────────────────

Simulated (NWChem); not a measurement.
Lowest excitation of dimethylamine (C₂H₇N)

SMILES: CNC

────────────────

- **Work item**
What you return should match every line above exactly.

- **Task answer**
Simulated (NWChem); not a measurement.
Lowest excitation of dimethylamine (C₂H₇N)

SMILES: CNC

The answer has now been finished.